• _ASSIGNED TASK_
The answer must be an exact copy of all the data below.

┄┄┄┄┄┄┄┄┄┄
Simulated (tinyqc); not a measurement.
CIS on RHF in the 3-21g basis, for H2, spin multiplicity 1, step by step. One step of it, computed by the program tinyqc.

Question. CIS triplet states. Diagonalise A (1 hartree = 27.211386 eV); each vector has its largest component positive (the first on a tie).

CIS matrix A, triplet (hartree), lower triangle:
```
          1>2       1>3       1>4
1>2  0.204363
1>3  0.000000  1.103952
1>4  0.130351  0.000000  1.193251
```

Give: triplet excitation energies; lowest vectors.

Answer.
┄┄┄┄┄┄┄┄┄┄

• _TASK SOLUTION_
Simulated (tinyqc); not a measurement.
CIS on RHF in the 3-21g basis, for H2, spin multiplicity 1, step by step. One step of it, computed by the program tinyqc.

Question. CIS triplet states. Diagonalise A (1 hartree = 27.211386 eV); each vector has its largest component positive (the first on a tie).

CIS matrix A, triplet (hartree), lower triangle:
```
          1>2       1>3       1>4
1>2  0.204363
1>3  0.000000  1.103952
1>4  0.130351  0.000000  1.193251
```

Give: triplet excitation energies; lowest vectors.

Answer.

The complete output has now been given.